» Requirement
Exactly as written, repeat all of the records below.

» Information supplied
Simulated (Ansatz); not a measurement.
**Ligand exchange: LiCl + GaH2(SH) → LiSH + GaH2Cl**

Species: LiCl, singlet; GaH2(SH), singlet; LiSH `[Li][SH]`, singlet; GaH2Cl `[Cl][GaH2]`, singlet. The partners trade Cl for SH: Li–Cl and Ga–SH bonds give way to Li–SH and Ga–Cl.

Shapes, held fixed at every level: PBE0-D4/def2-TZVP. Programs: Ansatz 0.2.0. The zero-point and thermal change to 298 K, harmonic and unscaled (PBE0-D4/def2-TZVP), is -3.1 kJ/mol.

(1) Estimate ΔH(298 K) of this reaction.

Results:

» Problem solution
Simulated (Ansatz); not a measurement.
**Ligand exchange: LiCl + GaH2(SH) → LiSH + GaH2Cl**

Species: LiCl, singlet; GaH2(SH), singlet; LiSH `[Li][SH]`, singlet; GaH2Cl `[Cl][GaH2]`, singlet. The partners trade Cl for SH: Li–Cl and Ga–SH bonds give way to Li–SH and Ga–Cl.

Shapes, held fixed at every level: PBE0-D4/def2-TZVP. Programs: Ansatz 0.2.0. The zero-point and thermal change to 298 K, harmonic and unscaled (PBE0-D4/def2-TZVP), is -3.1 kJ/mol.

(1) Estimate ΔH(298 K) of this reaction.

Results:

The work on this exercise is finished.